__Activity__.
Please output every record exactly, keeping each line as it is.

__Record excerpts__.
-- Opening Marker --

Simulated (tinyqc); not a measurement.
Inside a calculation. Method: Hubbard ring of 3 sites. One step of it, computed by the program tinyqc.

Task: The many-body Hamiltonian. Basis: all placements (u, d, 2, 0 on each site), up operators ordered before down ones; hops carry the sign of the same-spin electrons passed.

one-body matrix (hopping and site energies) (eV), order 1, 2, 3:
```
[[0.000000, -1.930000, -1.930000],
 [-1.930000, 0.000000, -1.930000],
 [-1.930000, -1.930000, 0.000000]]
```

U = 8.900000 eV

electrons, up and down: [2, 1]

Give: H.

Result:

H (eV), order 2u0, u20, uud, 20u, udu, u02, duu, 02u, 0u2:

-- Closing Marker --

__Answer section__.
Simulated (tinyqc); not a measurement.
Inside a calculation. Method: Hubbard ring of 3 sites. One step of it, computed by the program tinyqc.

Task: The many-body Hamiltonian. Basis: all placements (u, d, 2, 0 on each site), up operators ordered before down ones; hops carry the sign of the same-spin electrons passed.

one-body matrix (hopping and site energies) (eV), order 1, 2, 3:
```
[[0.000000, -1.930000, -1.930000],
 [-1.930000, 0.000000, -1.930000],
 [-1.930000, -1.930000, 0.000000]]
```

U = 8.900000 eV

electrons, up and down: [2, 1]

Give: H.

Result:

H (eV), order 2u0, u20, uud, 20u, udu, u02, duu, 02u, 0u2:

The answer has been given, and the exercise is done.